--- DATA TO EXAMINE Enclosed Below ---
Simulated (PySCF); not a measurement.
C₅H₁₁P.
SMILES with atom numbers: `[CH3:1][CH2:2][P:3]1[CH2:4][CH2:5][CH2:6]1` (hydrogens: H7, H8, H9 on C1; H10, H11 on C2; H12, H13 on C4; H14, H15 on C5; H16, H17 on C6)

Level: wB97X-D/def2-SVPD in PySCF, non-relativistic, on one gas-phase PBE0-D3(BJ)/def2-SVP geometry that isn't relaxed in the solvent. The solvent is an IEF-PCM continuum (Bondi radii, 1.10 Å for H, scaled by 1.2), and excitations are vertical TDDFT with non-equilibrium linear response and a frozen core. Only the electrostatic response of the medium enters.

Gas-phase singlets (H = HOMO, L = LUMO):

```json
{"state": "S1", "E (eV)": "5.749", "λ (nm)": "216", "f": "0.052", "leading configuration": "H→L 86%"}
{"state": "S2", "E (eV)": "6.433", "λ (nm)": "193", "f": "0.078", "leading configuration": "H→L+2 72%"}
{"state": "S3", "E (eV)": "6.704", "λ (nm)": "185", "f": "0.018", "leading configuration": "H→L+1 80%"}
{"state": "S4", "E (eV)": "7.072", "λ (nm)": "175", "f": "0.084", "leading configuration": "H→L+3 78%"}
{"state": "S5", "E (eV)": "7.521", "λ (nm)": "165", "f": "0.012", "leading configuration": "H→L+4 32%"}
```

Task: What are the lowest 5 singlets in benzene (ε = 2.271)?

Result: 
--- End of Enclosed DATA TO EXAMINE ---

WORK ITEM: Retype all the data, keeping every character the same.

WRITTEN ANSWER:
Simulated (PySCF); not a measurement.
C₅H₁₁P.
SMILES with atom numbers: `[CH3:1][CH2:2][P:3]1[CH2:4][CH2:5][CH2:6]1` (hydrogens: H7, H8, H9 on C1; H10, H11 on C2; H12, H13 on C4; H14, H15 on C5; H16, H17 on C6)

Level: wB97X-D/def2-SVPD in PySCF, non-relativistic, on one gas-phase PBE0-D3(BJ)/def2-SVP geometry that isn't relaxed in the solvent. The solvent is an IEF-PCM continuum (Bondi radii, 1.10 Å for H, scaled by 1.2), and excitations are vertical TDDFT with non-equilibrium linear response and a frozen core. Only the electrostatic response of the medium enters.

Gas-phase singlets (H = HOMO, L = LUMO):

```json
{"state": "S1", "E (eV)": "5.749", "λ (nm)": "216", "f": "0.052", "leading configuration": "H→L 86%"}
{"state": "S2", "E (eV)": "6.433", "λ (nm)": "193", "f": "0.078", "leading configuration": "H→L+2 72%"}
{"state": "S3", "E (eV)": "6.704", "λ (nm)": "185", "f": "0.018", "leading configuration": "H→L+1 80%"}
{"state": "S4", "E (eV)": "7.072", "λ (nm)": "175", "f": "0.084", "leading configuration": "H→L+3 78%"}
{"state": "S5", "E (eV)": "7.521", "λ (nm)": "165", "f": "0.012", "leading configuration": "H→L+4 32%"}
```

Task: What are the lowest 5 singlets in benzene (ε = 2.271)?

Result: 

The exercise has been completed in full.